## Work request
Write out the data exactly, every line included.

## Dataset entries
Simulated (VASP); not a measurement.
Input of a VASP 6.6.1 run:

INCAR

## Result
Simulated (VASP); not a measurement.
Input of a VASP 6.6.1 run:

INCAR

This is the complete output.